§ **Brief**: After locating the line that contains "The calculation used" in the records below, write out exactly that line and each line after it through the one that contains "Question: How much", and nothing else.

§ **Information**:
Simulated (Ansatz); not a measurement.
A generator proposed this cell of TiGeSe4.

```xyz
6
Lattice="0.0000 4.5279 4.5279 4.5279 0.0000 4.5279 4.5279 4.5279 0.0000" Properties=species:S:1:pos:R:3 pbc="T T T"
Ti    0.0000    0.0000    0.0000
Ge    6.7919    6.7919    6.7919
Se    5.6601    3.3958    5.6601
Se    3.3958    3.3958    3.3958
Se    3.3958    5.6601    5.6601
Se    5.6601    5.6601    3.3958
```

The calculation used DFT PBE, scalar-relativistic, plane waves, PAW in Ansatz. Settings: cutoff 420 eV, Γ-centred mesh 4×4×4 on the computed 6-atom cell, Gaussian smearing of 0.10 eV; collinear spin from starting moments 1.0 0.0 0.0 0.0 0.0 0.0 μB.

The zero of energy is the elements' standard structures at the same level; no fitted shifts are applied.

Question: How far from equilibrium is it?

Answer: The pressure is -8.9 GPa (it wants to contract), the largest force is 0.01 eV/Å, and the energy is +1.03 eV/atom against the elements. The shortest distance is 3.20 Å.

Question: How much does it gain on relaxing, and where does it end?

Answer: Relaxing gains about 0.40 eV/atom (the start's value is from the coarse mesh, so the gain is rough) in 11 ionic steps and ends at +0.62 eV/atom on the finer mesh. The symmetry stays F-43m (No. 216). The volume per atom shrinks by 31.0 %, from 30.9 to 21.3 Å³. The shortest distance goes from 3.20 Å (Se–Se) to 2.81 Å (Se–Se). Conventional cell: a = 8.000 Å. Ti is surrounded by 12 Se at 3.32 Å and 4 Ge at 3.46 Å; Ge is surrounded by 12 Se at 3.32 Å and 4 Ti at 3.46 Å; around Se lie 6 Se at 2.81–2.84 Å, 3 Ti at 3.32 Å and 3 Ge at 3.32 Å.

§ **Answer area**:
The calculation used DFT PBE, scalar-relativistic, plane waves, PAW in Ansatz. Settings: cutoff 420 eV, Γ-centred mesh 4×4×4 on the computed 6-atom cell, Gaussian smearing of 0.10 eV; collinear spin from starting moments 1.0 0.0 0.0 0.0 0.0 0.0 μB.

The zero of energy is the elements' standard structures at the same level; no fitted shifts are applied.

Question: How far from equilibrium is it?

Answer: The pressure is -8.9 GPa (it wants to contract), the largest force is 0.01 eV/Å, and the energy is +1.03 eV/atom against the elements. The shortest distance is 3.20 Å.

Question: How much does it gain on relaxing, and where does it end?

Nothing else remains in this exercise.